• _DATA PROVIDED_:
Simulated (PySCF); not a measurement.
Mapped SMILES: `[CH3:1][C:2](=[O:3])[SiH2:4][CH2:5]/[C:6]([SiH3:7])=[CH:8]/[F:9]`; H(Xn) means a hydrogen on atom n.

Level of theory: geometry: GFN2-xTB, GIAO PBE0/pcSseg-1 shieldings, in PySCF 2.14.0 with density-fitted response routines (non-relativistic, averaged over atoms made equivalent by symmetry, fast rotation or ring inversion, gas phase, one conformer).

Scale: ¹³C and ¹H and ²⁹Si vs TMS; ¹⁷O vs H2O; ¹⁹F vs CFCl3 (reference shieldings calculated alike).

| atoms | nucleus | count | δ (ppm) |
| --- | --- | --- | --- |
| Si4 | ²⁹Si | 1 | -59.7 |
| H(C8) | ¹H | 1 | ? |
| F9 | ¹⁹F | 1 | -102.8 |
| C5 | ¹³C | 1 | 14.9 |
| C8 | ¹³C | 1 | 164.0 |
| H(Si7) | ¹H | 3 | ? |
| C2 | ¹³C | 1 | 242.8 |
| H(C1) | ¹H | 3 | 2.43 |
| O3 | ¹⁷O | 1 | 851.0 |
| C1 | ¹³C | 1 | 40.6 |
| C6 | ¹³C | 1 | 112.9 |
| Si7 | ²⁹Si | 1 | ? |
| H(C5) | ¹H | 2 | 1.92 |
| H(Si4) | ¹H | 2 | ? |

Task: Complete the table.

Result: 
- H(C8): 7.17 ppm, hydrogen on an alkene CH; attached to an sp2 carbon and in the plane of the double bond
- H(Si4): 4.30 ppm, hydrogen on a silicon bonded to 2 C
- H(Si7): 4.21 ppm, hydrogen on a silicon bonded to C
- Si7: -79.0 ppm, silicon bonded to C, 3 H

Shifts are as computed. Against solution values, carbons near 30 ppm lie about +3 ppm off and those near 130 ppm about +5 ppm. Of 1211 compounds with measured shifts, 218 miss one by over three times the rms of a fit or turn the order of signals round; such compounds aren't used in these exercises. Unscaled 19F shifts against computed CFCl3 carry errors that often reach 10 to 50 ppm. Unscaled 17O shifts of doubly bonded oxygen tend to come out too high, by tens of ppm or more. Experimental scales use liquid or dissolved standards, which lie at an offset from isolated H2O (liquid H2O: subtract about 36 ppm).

• _WORK TASK_: Return the entries above unchanged, starting at the first line and stopping after the line with "- Si7: -79.0 ppm, silicon bonded to C, 3 H".

• _TASK ANSWER_:
Simulated (PySCF); not a measurement.
Mapped SMILES: `[CH3:1][C:2](=[O:3])[SiH2:4][CH2:5]/[C:6]([SiH3:7])=[CH:8]/[F:9]`; H(Xn) means a hydrogen on atom n.

Level of theory: geometry: GFN2-xTB, GIAO PBE0/pcSseg-1 shieldings, in PySCF 2.14.0 with density-fitted response routines (non-relativistic, averaged over atoms made equivalent by symmetry, fast rotation or ring inversion, gas phase, one conformer).

Scale: ¹³C and ¹H and ²⁹Si vs TMS; ¹⁷O vs H2O; ¹⁹F vs CFCl3 (reference shieldings calculated alike).

| atoms | nucleus | count | δ (ppm) |
| --- | --- | --- | --- |
| Si4 | ²⁹Si | 1 | -59.7 |
| H(C8) | ¹H | 1 | ? |
| F9 | ¹⁹F | 1 | -102.8 |
| C5 | ¹³C | 1 | 14.9 |
| C8 | ¹³C | 1 | 164.0 |
| H(Si7) | ¹H | 3 | ? |
| C2 | ¹³C | 1 | 242.8 |
| H(C1) | ¹H | 3 | 2.43 |
| O3 | ¹⁷O | 1 | 851.0 |
| C1 | ¹³C | 1 | 40.6 |
| C6 | ¹³C | 1 | 112.9 |
| Si7 | ²⁹Si | 1 | ? |
| H(C5) | ¹H | 2 | 1.92 |
| H(Si4) | ¹H | 2 | ? |

Task: Complete the table.

Result: 
- H(C8): 7.17 ppm, hydrogen on an alkene CH; attached to an sp2 carbon and in the plane of the double bond
- H(Si4): 4.30 ppm, hydrogen on a silicon bonded to 2 C
- H(Si7): 4.21 ppm, hydrogen on a silicon bonded to C
- Si7: -79.0 ppm, silicon bonded to C, 3 H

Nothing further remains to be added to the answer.